* _The data_
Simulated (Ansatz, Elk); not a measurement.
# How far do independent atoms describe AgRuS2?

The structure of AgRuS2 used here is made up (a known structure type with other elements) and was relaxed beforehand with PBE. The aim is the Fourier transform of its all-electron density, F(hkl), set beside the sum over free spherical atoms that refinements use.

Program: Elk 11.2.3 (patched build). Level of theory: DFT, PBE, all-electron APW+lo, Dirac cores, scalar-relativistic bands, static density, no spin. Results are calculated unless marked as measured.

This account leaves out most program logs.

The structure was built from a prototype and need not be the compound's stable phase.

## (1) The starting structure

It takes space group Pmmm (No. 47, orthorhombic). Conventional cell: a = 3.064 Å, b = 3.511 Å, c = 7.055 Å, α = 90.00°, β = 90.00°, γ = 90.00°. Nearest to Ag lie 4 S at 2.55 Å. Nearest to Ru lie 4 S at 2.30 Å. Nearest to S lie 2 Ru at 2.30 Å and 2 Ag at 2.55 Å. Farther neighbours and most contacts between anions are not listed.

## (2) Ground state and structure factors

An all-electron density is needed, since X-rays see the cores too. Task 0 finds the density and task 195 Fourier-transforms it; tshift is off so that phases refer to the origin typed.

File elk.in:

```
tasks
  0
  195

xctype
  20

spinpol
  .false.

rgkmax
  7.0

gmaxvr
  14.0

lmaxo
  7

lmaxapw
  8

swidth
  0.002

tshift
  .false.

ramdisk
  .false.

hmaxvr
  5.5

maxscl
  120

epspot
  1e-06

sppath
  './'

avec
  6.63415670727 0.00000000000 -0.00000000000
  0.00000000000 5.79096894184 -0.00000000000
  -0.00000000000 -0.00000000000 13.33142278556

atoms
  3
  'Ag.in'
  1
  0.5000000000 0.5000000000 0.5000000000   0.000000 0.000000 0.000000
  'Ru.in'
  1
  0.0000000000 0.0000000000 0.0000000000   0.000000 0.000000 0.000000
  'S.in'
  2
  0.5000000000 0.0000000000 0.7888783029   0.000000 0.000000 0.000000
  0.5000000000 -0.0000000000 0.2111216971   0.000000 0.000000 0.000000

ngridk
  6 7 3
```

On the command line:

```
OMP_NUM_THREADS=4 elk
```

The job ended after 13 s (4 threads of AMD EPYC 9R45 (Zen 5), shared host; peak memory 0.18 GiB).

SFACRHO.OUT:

* _Requirement_
Which lines above run from the one containing "The structure was" to the one containing "The job ended"? Give them again exactly, both ends included.

* _Exercise response_
The structure was built from a prototype and need not be the compound's stable phase.

## (1) The starting structure

It takes space group Pmmm (No. 47, orthorhombic). Conventional cell: a = 3.064 Å, b = 3.511 Å, c = 7.055 Å, α = 90.00°, β = 90.00°, γ = 90.00°. Nearest to Ag lie 4 S at 2.55 Å. Nearest to Ru lie 4 S at 2.30 Å. Nearest to S lie 2 Ru at 2.30 Å and 2 Ag at 2.55 Å. Farther neighbours and most contacts between anions are not listed.

## (2) Ground state and structure factors

An all-electron density is needed, since X-rays see the cores too. Task 0 finds the density and task 195 Fourier-transforms it; tshift is off so that phases refer to the origin typed.

File elk.in:

```
tasks
  0
  195

xctype
  20

spinpol
  .false.

rgkmax
  7.0

gmaxvr
  14.0

lmaxo
  7

lmaxapw
  8

swidth
  0.002

tshift
  .false.

ramdisk
  .false.

hmaxvr
  5.5

maxscl
  120

epspot
  1e-06

sppath
  './'

avec
  6.63415670727 0.00000000000 -0.00000000000
  0.00000000000 5.79096894184 -0.00000000000
  -0.00000000000 -0.00000000000 13.33142278556

atoms
  3
  'Ag.in'
  1
  0.5000000000 0.5000000000 0.5000000000   0.000000 0.000000 0.000000
  'Ru.in'
  1
  0.0000000000 0.0000000000 0.0000000000   0.000000 0.000000 0.000000
  'S.in'
  2
  0.5000000000 0.0000000000 0.7888783029   0.000000 0.000000 0.000000
  0.5000000000 -0.0000000000 0.2111216971   0.000000 0.000000 0.000000

ngridk
  6 7 3
```

On the command line:

```
OMP_NUM_THREADS=4 elk
```

The job ended after 13 s (4 threads of AMD EPYC 9R45 (Zen 5), shared host; peak memory 0.18 GiB).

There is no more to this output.